....
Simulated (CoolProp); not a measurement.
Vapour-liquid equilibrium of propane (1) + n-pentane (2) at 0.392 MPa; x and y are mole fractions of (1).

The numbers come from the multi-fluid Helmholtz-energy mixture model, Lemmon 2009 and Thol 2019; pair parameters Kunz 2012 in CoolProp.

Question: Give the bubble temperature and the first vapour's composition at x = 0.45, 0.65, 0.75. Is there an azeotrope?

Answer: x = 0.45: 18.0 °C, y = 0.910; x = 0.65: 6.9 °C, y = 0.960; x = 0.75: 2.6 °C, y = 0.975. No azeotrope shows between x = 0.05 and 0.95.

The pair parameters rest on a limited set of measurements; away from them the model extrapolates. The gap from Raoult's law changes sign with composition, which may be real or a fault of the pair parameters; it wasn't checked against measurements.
....

REQUIREMENT: Your answer should be exactly the lines of the data above, from the first through the line containing "Question: Give the".

YOUR RESPONSE:
Simulated (CoolProp); not a measurement.
Vapour-liquid equilibrium of propane (1) + n-pentane (2) at 0.392 MPa; x and y are mole fractions of (1).

The numbers come from the multi-fluid Helmholtz-energy mixture model, Lemmon 2009 and Thol 2019; pair parameters Kunz 2012 in CoolProp.

Question: Give the bubble temperature and the first vapour's composition at x = 0.45, 0.65, 0.75. Is there an azeotrope?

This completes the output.